**Activity:**
Repeat the lines of the data exactly, from the first one through the one that contains "correction | no |".

Information START
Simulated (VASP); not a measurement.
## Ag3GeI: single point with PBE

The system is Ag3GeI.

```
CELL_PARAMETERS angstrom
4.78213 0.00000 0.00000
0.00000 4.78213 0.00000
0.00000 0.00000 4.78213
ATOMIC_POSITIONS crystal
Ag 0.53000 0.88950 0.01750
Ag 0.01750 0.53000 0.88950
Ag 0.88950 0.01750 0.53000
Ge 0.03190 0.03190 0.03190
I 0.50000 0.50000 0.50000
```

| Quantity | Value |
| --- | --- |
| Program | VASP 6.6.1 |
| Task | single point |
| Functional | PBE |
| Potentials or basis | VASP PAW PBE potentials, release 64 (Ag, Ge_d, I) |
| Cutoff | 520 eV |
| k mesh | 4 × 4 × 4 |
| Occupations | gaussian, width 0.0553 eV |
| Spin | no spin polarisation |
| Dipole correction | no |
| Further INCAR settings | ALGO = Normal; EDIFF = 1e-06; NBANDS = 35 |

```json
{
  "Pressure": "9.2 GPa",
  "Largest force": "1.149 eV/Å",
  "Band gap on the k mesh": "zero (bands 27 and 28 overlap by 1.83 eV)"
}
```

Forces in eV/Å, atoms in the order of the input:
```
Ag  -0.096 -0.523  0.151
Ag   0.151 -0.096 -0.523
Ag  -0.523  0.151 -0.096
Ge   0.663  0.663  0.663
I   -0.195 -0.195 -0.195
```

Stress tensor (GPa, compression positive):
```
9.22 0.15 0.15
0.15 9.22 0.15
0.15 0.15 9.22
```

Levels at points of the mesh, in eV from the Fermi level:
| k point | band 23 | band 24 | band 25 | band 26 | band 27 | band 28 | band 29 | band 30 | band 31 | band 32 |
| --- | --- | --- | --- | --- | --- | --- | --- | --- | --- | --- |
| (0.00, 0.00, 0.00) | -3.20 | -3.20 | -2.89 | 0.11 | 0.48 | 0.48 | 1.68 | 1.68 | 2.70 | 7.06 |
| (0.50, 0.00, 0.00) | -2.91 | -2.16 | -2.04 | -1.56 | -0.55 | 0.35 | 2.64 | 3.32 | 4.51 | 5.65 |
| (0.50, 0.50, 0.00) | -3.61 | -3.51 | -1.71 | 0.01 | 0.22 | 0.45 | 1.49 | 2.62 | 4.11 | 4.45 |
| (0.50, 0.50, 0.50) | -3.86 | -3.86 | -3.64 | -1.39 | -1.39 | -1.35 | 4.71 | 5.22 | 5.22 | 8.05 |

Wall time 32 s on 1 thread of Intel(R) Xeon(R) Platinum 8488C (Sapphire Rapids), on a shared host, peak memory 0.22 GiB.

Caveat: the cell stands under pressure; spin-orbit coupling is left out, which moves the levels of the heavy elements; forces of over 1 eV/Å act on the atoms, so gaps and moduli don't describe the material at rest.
Information END

**Exercise response:**
Simulated (VASP); not a measurement.
## Ag3GeI: single point with PBE

The system is Ag3GeI.

```
CELL_PARAMETERS angstrom
4.78213 0.00000 0.00000
0.00000 4.78213 0.00000
0.00000 0.00000 4.78213
ATOMIC_POSITIONS crystal
Ag 0.53000 0.88950 0.01750
Ag 0.01750 0.53000 0.88950
Ag 0.88950 0.01750 0.53000
Ge 0.03190 0.03190 0.03190
I 0.50000 0.50000 0.50000
```

| Quantity | Value |
| --- | --- |
| Program | VASP 6.6.1 |
| Task | single point |
| Functional | PBE |
| Potentials or basis | VASP PAW PBE potentials, release 64 (Ag, Ge_d, I) |
| Cutoff | 520 eV |
| k mesh | 4 × 4 × 4 |
| Occupations | gaussian, width 0.0553 eV |
| Spin | no spin polarisation |
| Dipole correction | no |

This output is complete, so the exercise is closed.